- _WORK ORDER_:
Copy the entries out again in full.

- _GIVEN ENTRIES_:
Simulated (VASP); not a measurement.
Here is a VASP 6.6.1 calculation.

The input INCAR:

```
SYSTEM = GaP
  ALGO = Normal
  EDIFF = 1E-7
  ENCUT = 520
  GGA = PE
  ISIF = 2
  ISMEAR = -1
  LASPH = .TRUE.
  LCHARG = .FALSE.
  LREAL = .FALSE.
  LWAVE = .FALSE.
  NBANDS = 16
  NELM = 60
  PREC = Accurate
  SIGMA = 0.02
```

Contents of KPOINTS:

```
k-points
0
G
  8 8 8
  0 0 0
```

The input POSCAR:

- _SOLUTION_:
Simulated (VASP); not a measurement.
Here is a VASP 6.6.1 calculation.

The input INCAR:

```
SYSTEM = GaP
  ALGO = Normal
  EDIFF = 1E-7
  ENCUT = 520
  GGA = PE
  ISIF = 2
  ISMEAR = -1
  LASPH = .TRUE.
  LCHARG = .FALSE.
  LREAL = .FALSE.
  LWAVE = .FALSE.
  NBANDS = 16
  NELM = 60
  PREC = Accurate
  SIGMA = 0.02
```

Contents of KPOINTS:

```
k-points
0
G
  8 8 8
  0 0 0
```

The input POSCAR:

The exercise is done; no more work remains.